RECORDED DATA =>
□ □ □

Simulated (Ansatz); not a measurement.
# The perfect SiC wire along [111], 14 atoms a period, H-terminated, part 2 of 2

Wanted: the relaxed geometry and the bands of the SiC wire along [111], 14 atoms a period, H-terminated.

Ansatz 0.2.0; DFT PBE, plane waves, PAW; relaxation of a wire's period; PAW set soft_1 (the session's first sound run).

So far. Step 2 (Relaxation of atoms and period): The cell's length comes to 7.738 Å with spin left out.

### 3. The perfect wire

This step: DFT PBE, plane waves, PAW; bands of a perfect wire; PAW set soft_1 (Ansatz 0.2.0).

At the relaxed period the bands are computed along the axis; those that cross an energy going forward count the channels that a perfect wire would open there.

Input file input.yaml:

□ □ □

REQUIRED ACTION => If a line comes after the one containing "Wanted: the relaxed", leave it out; set down every line of the data before it, and that line itself, exactly.

ANSWER SECTION =>
Simulated (Ansatz); not a measurement.
# The perfect SiC wire along [111], 14 atoms a period, H-terminated, part 2 of 2

Wanted: the relaxed geometry and the bands of the SiC wire along [111], 14 atoms a period, H-terminated.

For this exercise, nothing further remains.